• • • •

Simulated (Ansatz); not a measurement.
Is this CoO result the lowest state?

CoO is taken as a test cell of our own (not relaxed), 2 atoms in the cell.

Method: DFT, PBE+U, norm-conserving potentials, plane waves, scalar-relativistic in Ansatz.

• • • •

Exercise. Each record, exactly as written, is to be printed again.

Task solution.
Simulated (Ansatz); not a measurement.
Is this CoO result the lowest state?

CoO is taken as a test cell of our own (not relaxed), 2 atoms in the cell.

Method: DFT, PBE+U, norm-conserving potentials, plane waves, scalar-relativistic in Ansatz.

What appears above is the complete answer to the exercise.